Top of Given data

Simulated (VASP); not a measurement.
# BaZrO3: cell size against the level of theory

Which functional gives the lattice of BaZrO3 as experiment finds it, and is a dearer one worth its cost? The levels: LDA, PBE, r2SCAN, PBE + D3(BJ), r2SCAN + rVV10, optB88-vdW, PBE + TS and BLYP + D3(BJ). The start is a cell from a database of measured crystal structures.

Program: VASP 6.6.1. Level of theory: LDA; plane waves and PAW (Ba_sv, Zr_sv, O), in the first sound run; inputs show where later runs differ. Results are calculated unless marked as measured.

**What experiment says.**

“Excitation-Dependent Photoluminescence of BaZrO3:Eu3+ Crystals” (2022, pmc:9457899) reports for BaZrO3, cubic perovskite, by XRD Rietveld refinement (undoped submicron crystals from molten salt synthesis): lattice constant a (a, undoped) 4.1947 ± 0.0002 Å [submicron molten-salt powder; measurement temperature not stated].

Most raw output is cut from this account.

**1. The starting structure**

Bottom of Given data

Work order.
Transcribe the material exactly, so that no line is lost or altered.

Solution.
Simulated (VASP); not a measurement.
# BaZrO3: cell size against the level of theory

Which functional gives the lattice of BaZrO3 as experiment finds it, and is a dearer one worth its cost? The levels: LDA, PBE, r2SCAN, PBE + D3(BJ), r2SCAN + rVV10, optB88-vdW, PBE + TS and BLYP + D3(BJ). The start is a cell from a database of measured crystal structures.

Program: VASP 6.6.1. Level of theory: LDA; plane waves and PAW (Ba_sv, Zr_sv, O), in the first sound run; inputs show where later runs differ. Results are calculated unless marked as measured.

**What experiment says.**

“Excitation-Dependent Photoluminescence of BaZrO3:Eu3+ Crystals” (2022, pmc:9457899) reports for BaZrO3, cubic perovskite, by XRD Rietveld refinement (undoped submicron crystals from molten salt synthesis): lattice constant a (a, undoped) 4.1947 ± 0.0002 Å [submicron molten-salt powder; measurement temperature not stated].

Most raw output is cut from this account.

**1. The starting structure**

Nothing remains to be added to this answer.